Input data below:
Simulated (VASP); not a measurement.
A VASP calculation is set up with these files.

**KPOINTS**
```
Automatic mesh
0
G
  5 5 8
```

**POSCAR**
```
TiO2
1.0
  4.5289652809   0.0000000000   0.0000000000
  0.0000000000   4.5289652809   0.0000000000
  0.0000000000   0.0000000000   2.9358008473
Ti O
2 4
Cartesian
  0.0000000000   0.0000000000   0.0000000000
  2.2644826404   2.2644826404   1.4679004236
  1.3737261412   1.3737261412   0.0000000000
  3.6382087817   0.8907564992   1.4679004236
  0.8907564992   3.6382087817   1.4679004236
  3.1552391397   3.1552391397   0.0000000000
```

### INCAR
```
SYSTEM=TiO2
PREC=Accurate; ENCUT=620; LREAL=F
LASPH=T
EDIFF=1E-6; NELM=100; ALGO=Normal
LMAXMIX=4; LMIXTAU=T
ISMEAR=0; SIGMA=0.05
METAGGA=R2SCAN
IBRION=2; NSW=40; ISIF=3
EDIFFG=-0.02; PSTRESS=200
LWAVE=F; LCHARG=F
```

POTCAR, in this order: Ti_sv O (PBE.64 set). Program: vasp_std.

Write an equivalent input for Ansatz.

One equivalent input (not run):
End of Input data.

All records shown above are to be repeated exactly.

* [Exercise response]:
Simulated (VASP); not a measurement.
A VASP calculation is set up with these files.

**KPOINTS**
```
Automatic mesh
0
G
  5 5 8
```

**POSCAR**
```
TiO2
1.0
  4.5289652809   0.0000000000   0.0000000000
  0.0000000000   4.5289652809   0.0000000000
  0.0000000000   0.0000000000   2.9358008473
Ti O
2 4
Cartesian
  0.0000000000   0.0000000000   0.0000000000
  2.2644826404   2.2644826404   1.4679004236
  1.3737261412   1.3737261412   0.0000000000
  3.6382087817   0.8907564992   1.4679004236
  0.8907564992   3.6382087817   1.4679004236
  3.1552391397   3.1552391397   0.0000000000
```

### INCAR
```
SYSTEM=TiO2
PREC=Accurate; ENCUT=620; LREAL=F
LASPH=T
EDIFF=1E-6; NELM=100; ALGO=Normal
LMAXMIX=4; LMIXTAU=T
ISMEAR=0; SIGMA=0.05
METAGGA=R2SCAN
IBRION=2; NSW=40; ISIF=3
EDIFFG=-0.02; PSTRESS=200
LWAVE=F; LCHARG=F
```

POTCAR, in this order: Ti_sv O (PBE.64 set). Program: vasp_std.

Write an equivalent input for Ansatz.

One equivalent input (not run):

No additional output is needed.